Material supplied ->
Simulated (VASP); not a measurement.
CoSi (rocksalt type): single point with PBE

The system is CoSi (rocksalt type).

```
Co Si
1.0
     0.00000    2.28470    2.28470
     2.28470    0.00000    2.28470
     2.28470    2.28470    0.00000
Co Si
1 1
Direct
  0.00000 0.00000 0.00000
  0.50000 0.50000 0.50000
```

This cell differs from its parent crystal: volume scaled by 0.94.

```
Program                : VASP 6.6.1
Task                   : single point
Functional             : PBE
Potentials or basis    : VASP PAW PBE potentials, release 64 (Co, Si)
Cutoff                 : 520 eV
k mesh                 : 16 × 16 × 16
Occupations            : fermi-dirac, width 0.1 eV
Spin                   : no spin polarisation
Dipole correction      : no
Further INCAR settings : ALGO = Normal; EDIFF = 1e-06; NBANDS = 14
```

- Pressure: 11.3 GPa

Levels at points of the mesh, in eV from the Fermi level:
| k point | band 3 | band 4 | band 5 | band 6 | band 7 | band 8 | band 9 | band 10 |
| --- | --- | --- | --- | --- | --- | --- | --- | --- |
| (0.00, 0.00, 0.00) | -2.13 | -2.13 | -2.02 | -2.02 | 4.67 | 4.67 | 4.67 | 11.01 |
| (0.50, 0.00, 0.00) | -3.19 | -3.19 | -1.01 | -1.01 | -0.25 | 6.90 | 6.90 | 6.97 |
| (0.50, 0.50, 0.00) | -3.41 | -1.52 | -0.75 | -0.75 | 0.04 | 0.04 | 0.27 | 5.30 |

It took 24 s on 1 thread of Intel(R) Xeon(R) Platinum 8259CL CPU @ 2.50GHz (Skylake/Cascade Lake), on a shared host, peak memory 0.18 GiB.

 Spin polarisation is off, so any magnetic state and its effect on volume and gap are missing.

Activity -> When you repeat the lines, start with the first line of the material and end with the line that contains "It took 24 s", keeping both and reproducing each exactly, with nothing added.

Result ->
Simulated (VASP); not a measurement.
CoSi (rocksalt type): single point with PBE

The system is CoSi (rocksalt type).

```
Co Si
1.0
     0.00000    2.28470    2.28470
     2.28470    0.00000    2.28470
     2.28470    2.28470    0.00000
Co Si
1 1
Direct
  0.00000 0.00000 0.00000
  0.50000 0.50000 0.50000
```

This cell differs from its parent crystal: volume scaled by 0.94.

```
Program                : VASP 6.6.1
Task                   : single point
Functional             : PBE
Potentials or basis    : VASP PAW PBE potentials, release 64 (Co, Si)
Cutoff                 : 520 eV
k mesh                 : 16 × 16 × 16
Occupations            : fermi-dirac, width 0.1 eV
Spin                   : no spin polarisation
Dipole correction      : no
Further INCAR settings : ALGO = Normal; EDIFF = 1e-06; NBANDS = 14
```

- Pressure: 11.3 GPa

Levels at points of the mesh, in eV from the Fermi level:
| k point | band 3 | band 4 | band 5 | band 6 | band 7 | band 8 | band 9 | band 10 |
| --- | --- | --- | --- | --- | --- | --- | --- | --- |
| (0.00, 0.00, 0.00) | -2.13 | -2.13 | -2.02 | -2.02 | 4.67 | 4.67 | 4.67 | 11.01 |
| (0.50, 0.00, 0.00) | -3.19 | -3.19 | -1.01 | -1.01 | -0.25 | 6.90 | 6.90 | 6.97 |
| (0.50, 0.50, 0.00) | -3.41 | -1.52 | -0.75 | -0.75 | 0.04 | 0.04 | 0.27 | 5.30 |

It took 24 s on 1 thread of Intel(R) Xeon(R) Platinum 8259CL CPU @ 2.50GHz (Skylake/Cascade Lake), on a shared host, peak memory 0.18 GiB.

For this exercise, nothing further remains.